_Exercise_
What is wanted is an exact copy of the lines from the top of the listing through the line containing "Program: VASP 6.6.1.".

_Entries shown_
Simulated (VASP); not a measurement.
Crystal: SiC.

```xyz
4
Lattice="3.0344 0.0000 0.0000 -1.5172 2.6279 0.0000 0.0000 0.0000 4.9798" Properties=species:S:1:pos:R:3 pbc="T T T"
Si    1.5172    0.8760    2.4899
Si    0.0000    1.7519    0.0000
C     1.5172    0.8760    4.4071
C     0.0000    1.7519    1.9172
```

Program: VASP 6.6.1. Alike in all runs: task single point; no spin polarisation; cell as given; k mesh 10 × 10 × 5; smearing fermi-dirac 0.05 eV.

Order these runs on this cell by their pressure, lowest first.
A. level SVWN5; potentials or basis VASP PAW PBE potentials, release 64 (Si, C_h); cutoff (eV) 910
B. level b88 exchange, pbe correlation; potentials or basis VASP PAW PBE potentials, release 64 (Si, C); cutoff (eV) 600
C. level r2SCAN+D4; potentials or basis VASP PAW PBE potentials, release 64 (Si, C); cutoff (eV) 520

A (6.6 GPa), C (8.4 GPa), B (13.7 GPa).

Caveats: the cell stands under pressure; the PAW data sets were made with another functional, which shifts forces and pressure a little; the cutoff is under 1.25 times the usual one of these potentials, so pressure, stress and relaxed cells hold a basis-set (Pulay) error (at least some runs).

_Answer section_
Simulated (VASP); not a measurement.
Crystal: SiC.

```xyz
4
Lattice="3.0344 0.0000 0.0000 -1.5172 2.6279 0.0000 0.0000 0.0000 4.9798" Properties=species:S:1:pos:R:3 pbc="T T T"
Si    1.5172    0.8760    2.4899
Si    0.0000    1.7519    0.0000
C     1.5172    0.8760    4.4071
C     0.0000    1.7519    1.9172
```

Program: VASP 6.6.1. Alike in all runs: task single point; no spin polarisation; cell as given; k mesh 10 × 10 × 5; smearing fermi-dirac 0.05 eV.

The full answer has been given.